**STUDY MATERIAL:**
== Segment start ==

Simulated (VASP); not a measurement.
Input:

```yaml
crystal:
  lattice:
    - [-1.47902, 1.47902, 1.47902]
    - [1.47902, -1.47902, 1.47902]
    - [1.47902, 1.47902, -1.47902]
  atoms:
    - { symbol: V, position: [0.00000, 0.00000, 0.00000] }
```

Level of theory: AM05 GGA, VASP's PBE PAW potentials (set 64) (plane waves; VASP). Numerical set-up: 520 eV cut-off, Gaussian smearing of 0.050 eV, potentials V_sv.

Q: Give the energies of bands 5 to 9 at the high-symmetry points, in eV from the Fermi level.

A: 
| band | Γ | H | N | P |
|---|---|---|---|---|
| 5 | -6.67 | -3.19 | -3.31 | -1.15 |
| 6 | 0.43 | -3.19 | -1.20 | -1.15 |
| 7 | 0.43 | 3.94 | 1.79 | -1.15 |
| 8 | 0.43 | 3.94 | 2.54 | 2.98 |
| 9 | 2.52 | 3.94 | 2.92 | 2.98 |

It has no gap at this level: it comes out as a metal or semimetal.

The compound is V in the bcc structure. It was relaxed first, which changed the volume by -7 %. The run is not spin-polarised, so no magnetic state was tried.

== Segment end ==

All lines from the first line of the listing above through the line containing "It has no gap" are to be retyped exactly. Leave out any other line.

Simulated (VASP); not a measurement.
Input:

```yaml
crystal:
  lattice:
    - [-1.47902, 1.47902, 1.47902]
    - [1.47902, -1.47902, 1.47902]
    - [1.47902, 1.47902, -1.47902]
  atoms:
    - { symbol: V, position: [0.00000, 0.00000, 0.00000] }
```

Level of theory: AM05 GGA, VASP's PBE PAW potentials (set 64) (plane waves; VASP). Numerical set-up: 520 eV cut-off, Gaussian smearing of 0.050 eV, potentials V_sv.

Q: Give the energies of bands 5 to 9 at the high-symmetry points, in eV from the Fermi level.

A: 
| band | Γ | H | N | P |
|---|---|---|---|---|
| 5 | -6.67 | -3.19 | -3.31 | -1.15 |
| 6 | 0.43 | -3.19 | -1.20 | -1.15 |
| 7 | 0.43 | 3.94 | 1.79 | -1.15 |
| 8 | 0.43 | 3.94 | 2.54 | 2.98 |
| 9 | 2.52 | 3.94 | 2.92 | 2.98 |

It has no gap at this level: it comes out as a metal or semimetal.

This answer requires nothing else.